Required action
From the first line to the last, write out the material exactly.

BEGIN
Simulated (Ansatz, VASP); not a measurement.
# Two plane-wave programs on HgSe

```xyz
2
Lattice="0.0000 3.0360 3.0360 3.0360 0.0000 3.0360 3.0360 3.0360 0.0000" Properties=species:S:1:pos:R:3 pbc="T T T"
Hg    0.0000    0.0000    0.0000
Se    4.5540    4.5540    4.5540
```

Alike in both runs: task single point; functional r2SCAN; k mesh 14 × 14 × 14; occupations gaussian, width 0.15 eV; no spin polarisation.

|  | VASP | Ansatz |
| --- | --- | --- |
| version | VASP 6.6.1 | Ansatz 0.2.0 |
END

Expected answer
Simulated (Ansatz, VASP); not a measurement.
# Two plane-wave programs on HgSe

```xyz
2
Lattice="0.0000 3.0360 3.0360 3.0360 0.0000 3.0360 3.0360 3.0360 0.0000" Properties=species:S:1:pos:R:3 pbc="T T T"
Hg    0.0000    0.0000    0.0000
Se    4.5540    4.5540    4.5540
```

Alike in both runs: task single point; functional r2SCAN; k mesh 14 × 14 × 14; occupations gaussian, width 0.15 eV; no spin polarisation.

|  | VASP | Ansatz |
| --- | --- | --- |
| version | VASP 6.6.1 | Ansatz 0.2.0 |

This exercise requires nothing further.